Extracted records section start

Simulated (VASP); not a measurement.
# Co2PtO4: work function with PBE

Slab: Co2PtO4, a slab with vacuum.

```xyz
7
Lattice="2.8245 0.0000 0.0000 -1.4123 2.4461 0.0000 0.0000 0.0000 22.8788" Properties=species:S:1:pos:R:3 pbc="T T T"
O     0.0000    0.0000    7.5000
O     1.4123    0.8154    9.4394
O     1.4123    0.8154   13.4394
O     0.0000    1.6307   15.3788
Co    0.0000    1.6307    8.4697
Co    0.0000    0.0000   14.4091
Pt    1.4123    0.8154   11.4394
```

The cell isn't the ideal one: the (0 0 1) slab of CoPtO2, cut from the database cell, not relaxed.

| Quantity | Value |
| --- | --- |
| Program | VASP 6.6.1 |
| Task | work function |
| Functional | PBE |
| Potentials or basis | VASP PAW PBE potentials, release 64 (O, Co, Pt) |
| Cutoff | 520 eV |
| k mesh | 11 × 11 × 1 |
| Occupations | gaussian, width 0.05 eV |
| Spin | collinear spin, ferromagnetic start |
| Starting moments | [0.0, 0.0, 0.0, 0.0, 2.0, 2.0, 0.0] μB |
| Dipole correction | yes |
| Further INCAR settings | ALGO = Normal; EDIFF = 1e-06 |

Extracted records section end

The entries above should be copied out exactly, with none left out.

Simulated (VASP); not a measurement.
# Co2PtO4: work function with PBE

Slab: Co2PtO4, a slab with vacuum.

```xyz
7
Lattice="2.8245 0.0000 0.0000 -1.4123 2.4461 0.0000 0.0000 0.0000 22.8788" Properties=species:S:1:pos:R:3 pbc="T T T"
O     0.0000    0.0000    7.5000
O     1.4123    0.8154    9.4394
O     1.4123    0.8154   13.4394
O     0.0000    1.6307   15.3788
Co    0.0000    1.6307    8.4697
Co    0.0000    0.0000   14.4091
Pt    1.4123    0.8154   11.4394
```

The cell isn't the ideal one: the (0 0 1) slab of CoPtO2, cut from the database cell, not relaxed.

| Quantity | Value |
| --- | --- |
| Program | VASP 6.6.1 |
| Task | work function |
| Functional | PBE |
| Potentials or basis | VASP PAW PBE potentials, release 64 (O, Co, Pt) |
| Cutoff | 520 eV |
| k mesh | 11 × 11 × 1 |
| Occupations | gaussian, width 0.05 eV |
| Spin | collinear spin, ferromagnetic start |
| Starting moments | [0.0, 0.0, 0.0, 0.0, 2.0, 2.0, 0.0] μB |
| Dipole correction | yes |
| Further INCAR settings | ALGO = Normal; EDIFF = 1e-06 |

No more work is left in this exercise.